Excerpted data:
=-=-=-=-=
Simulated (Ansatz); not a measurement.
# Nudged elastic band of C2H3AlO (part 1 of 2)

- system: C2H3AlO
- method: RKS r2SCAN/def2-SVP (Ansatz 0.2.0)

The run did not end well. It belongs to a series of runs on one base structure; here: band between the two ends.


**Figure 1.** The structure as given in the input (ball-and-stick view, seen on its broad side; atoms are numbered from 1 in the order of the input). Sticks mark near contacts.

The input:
=-=-=-=-=

Brief:
Beginning with the first line of the records above, reproduce each line exactly, ending at the line that contains "mark near contacts.", and leave out everything else.

Exercise result:
Simulated (Ansatz); not a measurement.
# Nudged elastic band of C2H3AlO (part 1 of 2)

- system: C2H3AlO
- method: RKS r2SCAN/def2-SVP (Ansatz 0.2.0)

The run did not end well. It belongs to a series of runs on one base structure; here: band between the two ends.


**Figure 1.** The structure as given in the input (ball-and-stick view, seen on its broad side; atoms are numbered from 1 in the order of the input). Sticks mark near contacts.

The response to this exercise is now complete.